> [Assignment] Could you copy, exactly as written, every line from the first line of the records through the one containing "<1e-9 | 0.000141 |"?

□ □ □ □ □

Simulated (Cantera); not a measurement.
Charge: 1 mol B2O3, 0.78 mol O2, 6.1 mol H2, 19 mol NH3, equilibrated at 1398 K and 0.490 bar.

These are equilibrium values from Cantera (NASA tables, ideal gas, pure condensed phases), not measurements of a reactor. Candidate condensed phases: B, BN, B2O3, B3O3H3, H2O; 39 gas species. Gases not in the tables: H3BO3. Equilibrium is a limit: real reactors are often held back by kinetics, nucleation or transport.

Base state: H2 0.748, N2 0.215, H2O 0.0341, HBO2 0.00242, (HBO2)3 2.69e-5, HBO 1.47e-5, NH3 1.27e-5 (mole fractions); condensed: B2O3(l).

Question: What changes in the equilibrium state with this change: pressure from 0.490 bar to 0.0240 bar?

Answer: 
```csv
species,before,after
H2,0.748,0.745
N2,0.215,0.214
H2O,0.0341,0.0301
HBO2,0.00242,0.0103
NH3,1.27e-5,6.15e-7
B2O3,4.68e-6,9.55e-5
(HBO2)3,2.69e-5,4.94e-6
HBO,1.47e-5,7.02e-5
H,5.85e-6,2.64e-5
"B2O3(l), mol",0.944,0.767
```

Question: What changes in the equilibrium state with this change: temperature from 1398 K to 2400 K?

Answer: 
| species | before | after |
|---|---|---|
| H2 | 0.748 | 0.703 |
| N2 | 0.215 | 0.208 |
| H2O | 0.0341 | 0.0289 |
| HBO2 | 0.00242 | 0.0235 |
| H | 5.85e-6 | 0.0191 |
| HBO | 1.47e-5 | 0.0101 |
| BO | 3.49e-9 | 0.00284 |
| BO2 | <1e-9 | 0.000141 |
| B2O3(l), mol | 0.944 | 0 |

□ □ □ □ □

> [Written solution]
Simulated (Cantera); not a measurement.
Charge: 1 mol B2O3, 0.78 mol O2, 6.1 mol H2, 19 mol NH3, equilibrated at 1398 K and 0.490 bar.

These are equilibrium values from Cantera (NASA tables, ideal gas, pure condensed phases), not measurements of a reactor. Candidate condensed phases: B, BN, B2O3, B3O3H3, H2O; 39 gas species. Gases not in the tables: H3BO3. Equilibrium is a limit: real reactors are often held back by kinetics, nucleation or transport.

Base state: H2 0.748, N2 0.215, H2O 0.0341, HBO2 0.00242, (HBO2)3 2.69e-5, HBO 1.47e-5, NH3 1.27e-5 (mole fractions); condensed: B2O3(l).

Question: What changes in the equilibrium state with this change: pressure from 0.490 bar to 0.0240 bar?

Answer: 
```csv
species,before,after
H2,0.748,0.745
N2,0.215,0.214
H2O,0.0341,0.0301
HBO2,0.00242,0.0103
NH3,1.27e-5,6.15e-7
B2O3,4.68e-6,9.55e-5
(HBO2)3,2.69e-5,4.94e-6
HBO,1.47e-5,7.02e-5
H,5.85e-6,2.64e-5
"B2O3(l), mol",0.944,0.767
```

Question: What changes in the equilibrium state with this change: temperature from 1398 K to 2400 K?

Answer: 
| species | before | after |
|---|---|---|
| H2 | 0.748 | 0.703 |
| N2 | 0.215 | 0.208 |
| H2O | 0.0341 | 0.0289 |
| HBO2 | 0.00242 | 0.0235 |
| H | 5.85e-6 | 0.0191 |
| HBO | 1.47e-5 | 0.0101 |
| BO | 3.49e-9 | 0.00284 |
| BO2 | <1e-9 | 0.000141 |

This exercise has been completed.